> _DATA RECORDS_
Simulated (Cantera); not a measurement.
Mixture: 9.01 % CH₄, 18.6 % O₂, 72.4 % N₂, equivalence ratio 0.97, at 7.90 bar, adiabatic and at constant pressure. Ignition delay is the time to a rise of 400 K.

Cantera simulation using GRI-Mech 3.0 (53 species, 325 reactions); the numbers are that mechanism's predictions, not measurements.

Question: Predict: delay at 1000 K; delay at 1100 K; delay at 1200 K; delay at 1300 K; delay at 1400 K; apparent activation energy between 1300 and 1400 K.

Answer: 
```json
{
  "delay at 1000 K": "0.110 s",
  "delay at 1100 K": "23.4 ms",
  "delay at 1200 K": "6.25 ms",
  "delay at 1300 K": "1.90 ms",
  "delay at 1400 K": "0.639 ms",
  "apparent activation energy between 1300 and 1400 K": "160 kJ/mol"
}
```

> _BRIEF_
All that should appear in the response is the run of lines from the first line of the entries through the line containing "Cantera simulation using", copied exactly.

> _TASK OUTPUT_
Simulated (Cantera); not a measurement.
Mixture: 9.01 % CH₄, 18.6 % O₂, 72.4 % N₂, equivalence ratio 0.97, at 7.90 bar, adiabatic and at constant pressure. Ignition delay is the time to a rise of 400 K.

Cantera simulation using GRI-Mech 3.0 (53 species, 325 reactions); the numbers are that mechanism's predictions, not measurements.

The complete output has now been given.